▬▬▬

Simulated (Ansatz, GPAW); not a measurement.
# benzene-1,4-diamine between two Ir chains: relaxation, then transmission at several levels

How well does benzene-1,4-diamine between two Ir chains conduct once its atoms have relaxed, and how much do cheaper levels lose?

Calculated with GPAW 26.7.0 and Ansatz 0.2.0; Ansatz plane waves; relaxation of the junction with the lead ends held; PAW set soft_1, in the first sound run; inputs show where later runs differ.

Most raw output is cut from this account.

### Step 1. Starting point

▬▬▬

_ASSIGNED TASK_. Your job is to give the data above again exactly, in full.

_TASK OUTPUT_.
Simulated (Ansatz, GPAW); not a measurement.
# benzene-1,4-diamine between two Ir chains: relaxation, then transmission at several levels

How well does benzene-1,4-diamine between two Ir chains conduct once its atoms have relaxed, and how much do cheaper levels lose?

Calculated with GPAW 26.7.0 and Ansatz 0.2.0; Ansatz plane waves; relaxation of the junction with the lead ends held; PAW set soft_1, in the first sound run; inputs show where later runs differ.

Most raw output is cut from this account.

### Step 1. Starting point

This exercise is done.